- Work order: Write the records out again, precisely as they stand.

==================================================
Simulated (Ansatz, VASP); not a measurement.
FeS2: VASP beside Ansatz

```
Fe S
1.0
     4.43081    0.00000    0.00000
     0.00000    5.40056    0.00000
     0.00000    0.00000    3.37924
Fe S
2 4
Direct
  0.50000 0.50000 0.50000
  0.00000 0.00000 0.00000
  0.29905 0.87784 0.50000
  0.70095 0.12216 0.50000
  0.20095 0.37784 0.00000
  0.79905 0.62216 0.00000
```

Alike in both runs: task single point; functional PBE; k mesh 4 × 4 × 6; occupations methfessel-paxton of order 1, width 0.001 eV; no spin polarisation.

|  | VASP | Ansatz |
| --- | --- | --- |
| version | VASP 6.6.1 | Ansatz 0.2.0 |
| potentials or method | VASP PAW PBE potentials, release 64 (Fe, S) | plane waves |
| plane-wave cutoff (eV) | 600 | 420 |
==================================================

- Exercise output:
Simulated (Ansatz, VASP); not a measurement.
FeS2: VASP beside Ansatz

```
Fe S
1.0
     4.43081    0.00000    0.00000
     0.00000    5.40056    0.00000
     0.00000    0.00000    3.37924
Fe S
2 4
Direct
  0.50000 0.50000 0.50000
  0.00000 0.00000 0.00000
  0.29905 0.87784 0.50000
  0.70095 0.12216 0.50000
  0.20095 0.37784 0.00000
  0.79905 0.62216 0.00000
```

Alike in both runs: task single point; functional PBE; k mesh 4 × 4 × 6; occupations methfessel-paxton of order 1, width 0.001 eV; no spin polarisation.

|  | VASP | Ansatz |
| --- | --- | --- |
| version | VASP 6.6.1 | Ansatz 0.2.0 |
| potentials or method | VASP PAW PBE potentials, release 64 (Fe, S) | plane waves |
| plane-wave cutoff (eV) | 600 | 420 |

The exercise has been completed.